● Brief:
From the line with "The run is started by" to the line with "Caveat: the k", retype every line exactly, including those two, and leave out the rest of the data below.

═══ Data supplied
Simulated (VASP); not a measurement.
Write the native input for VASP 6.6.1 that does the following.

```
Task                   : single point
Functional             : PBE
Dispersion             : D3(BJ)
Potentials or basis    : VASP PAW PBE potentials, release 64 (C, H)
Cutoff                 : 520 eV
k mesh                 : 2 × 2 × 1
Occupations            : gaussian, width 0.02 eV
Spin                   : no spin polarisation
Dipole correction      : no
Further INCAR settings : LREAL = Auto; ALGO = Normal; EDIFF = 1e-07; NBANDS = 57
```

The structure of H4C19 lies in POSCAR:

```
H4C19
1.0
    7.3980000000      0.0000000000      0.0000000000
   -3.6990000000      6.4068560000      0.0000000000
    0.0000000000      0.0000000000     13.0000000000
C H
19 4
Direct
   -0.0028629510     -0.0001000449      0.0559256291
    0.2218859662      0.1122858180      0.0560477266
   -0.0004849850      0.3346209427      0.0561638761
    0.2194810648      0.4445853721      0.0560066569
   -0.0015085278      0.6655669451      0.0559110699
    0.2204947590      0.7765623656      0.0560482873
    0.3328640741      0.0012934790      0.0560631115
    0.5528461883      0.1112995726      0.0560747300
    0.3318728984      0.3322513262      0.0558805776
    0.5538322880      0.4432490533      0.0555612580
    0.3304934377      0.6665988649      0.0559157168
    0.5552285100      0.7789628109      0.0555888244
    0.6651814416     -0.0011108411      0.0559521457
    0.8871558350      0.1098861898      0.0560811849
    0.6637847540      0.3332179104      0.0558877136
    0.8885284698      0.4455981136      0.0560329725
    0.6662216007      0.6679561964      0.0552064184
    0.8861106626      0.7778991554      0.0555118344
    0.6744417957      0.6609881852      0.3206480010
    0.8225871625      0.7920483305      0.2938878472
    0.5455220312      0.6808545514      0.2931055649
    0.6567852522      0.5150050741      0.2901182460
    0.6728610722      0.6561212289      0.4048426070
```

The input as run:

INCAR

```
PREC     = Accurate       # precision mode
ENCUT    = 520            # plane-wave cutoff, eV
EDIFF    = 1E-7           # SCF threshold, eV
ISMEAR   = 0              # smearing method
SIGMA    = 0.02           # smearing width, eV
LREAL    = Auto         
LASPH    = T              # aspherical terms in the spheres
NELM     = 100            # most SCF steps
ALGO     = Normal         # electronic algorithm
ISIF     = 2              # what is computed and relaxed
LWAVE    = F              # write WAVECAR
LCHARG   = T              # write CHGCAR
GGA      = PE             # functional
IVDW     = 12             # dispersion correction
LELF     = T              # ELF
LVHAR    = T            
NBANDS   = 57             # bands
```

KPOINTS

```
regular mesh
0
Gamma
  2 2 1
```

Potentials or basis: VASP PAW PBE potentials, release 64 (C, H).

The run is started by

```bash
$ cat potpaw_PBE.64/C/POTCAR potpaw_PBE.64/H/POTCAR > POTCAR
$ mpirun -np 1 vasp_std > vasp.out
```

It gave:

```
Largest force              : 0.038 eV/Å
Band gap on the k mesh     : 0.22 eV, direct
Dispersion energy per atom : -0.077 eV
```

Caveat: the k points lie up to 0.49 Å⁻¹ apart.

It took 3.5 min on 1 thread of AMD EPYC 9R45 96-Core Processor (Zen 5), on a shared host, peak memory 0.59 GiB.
══════

● Response:
The run is started by

```bash
$ cat potpaw_PBE.64/C/POTCAR potpaw_PBE.64/H/POTCAR > POTCAR
$ mpirun -np 1 vasp_std > vasp.out
```

It gave:

```
Largest force              : 0.038 eV/Å
Band gap on the k mesh     : 0.22 eV, direct
Dispersion energy per atom : -0.077 eV
```

Caveat: the k points lie up to 0.49 Å⁻¹ apart.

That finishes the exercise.